■ **Requirement**: Print all entries below exactly as they appear.

■ **Records provided**:
Start of Block

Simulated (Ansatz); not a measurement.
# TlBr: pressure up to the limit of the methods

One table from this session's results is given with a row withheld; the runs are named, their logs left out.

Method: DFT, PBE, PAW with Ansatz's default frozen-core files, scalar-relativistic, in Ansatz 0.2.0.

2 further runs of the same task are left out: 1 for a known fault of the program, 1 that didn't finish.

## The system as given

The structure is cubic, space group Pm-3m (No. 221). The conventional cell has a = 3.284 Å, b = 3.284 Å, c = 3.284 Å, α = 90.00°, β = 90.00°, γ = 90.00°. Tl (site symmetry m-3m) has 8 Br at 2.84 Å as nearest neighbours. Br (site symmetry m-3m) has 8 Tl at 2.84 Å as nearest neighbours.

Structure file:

End of Block

■ **Expected answer**:
Simulated (Ansatz); not a measurement.
# TlBr: pressure up to the limit of the methods

One table from this session's results is given with a row withheld; the runs are named, their logs left out.

Method: DFT, PBE, PAW with Ansatz's default frozen-core files, scalar-relativistic, in Ansatz 0.2.0.

2 further runs of the same task are left out: 1 for a known fault of the program, 1 that didn't finish.

## The system as given

The structure is cubic, space group Pm-3m (No. 221). The conventional cell has a = 3.284 Å, b = 3.284 Å, c = 3.284 Å, α = 90.00°, β = 90.00°, γ = 90.00°. Tl (site symmetry m-3m) has 8 Br at 2.84 Å as nearest neighbours. Br (site symmetry m-3m) has 8 Tl at 2.84 Å as nearest neighbours.

Structure file:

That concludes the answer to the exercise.